*Work instruction*:
Print exactly what the entries say, line by line, from the first line down to the one with "Task: What does", inclusive.

*Supplied information*:
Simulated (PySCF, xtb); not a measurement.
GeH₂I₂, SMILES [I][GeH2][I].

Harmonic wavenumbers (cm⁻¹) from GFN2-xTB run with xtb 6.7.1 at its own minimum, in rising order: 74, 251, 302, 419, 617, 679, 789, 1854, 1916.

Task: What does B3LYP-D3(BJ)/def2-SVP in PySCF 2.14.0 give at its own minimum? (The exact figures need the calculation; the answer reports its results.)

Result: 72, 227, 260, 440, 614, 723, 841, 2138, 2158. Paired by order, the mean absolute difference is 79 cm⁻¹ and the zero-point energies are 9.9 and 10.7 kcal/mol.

*Written reply*:
Simulated (PySCF, xtb); not a measurement.
GeH₂I₂, SMILES [I][GeH2][I].

Harmonic wavenumbers (cm⁻¹) from GFN2-xTB run with xtb 6.7.1 at its own minimum, in rising order: 74, 251, 302, 419, 617, 679, 789, 1854, 1916.

Task: What does B3LYP-D3(BJ)/def2-SVP in PySCF 2.14.0 give at its own minimum? (The exact figures need the calculation; the answer reports its results.)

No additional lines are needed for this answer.